......

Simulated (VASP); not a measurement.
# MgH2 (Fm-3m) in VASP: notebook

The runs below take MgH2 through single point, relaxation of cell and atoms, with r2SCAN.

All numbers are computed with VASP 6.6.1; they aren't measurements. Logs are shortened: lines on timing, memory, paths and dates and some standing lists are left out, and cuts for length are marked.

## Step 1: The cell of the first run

......

Action item
In your answer, repeat each line of the material word for word.

Task output
Simulated (VASP); not a measurement.
# MgH2 (Fm-3m) in VASP: notebook

The runs below take MgH2 through single point, relaxation of cell and atoms, with r2SCAN.

All numbers are computed with VASP 6.6.1; they aren't measurements. Logs are shortened: lines on timing, memory, paths and dates and some standing lists are left out, and cuts for length are marked.

## Step 1: The cell of the first run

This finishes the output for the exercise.